• REQUIRED ACTION:
Starting at the top of the entries, restate word for word each line up to and including the one with "Output of a".

Content starts

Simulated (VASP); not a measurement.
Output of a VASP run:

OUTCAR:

Content ends

• RESPONSE BOX:
Simulated (VASP); not a measurement.
Output of a VASP run:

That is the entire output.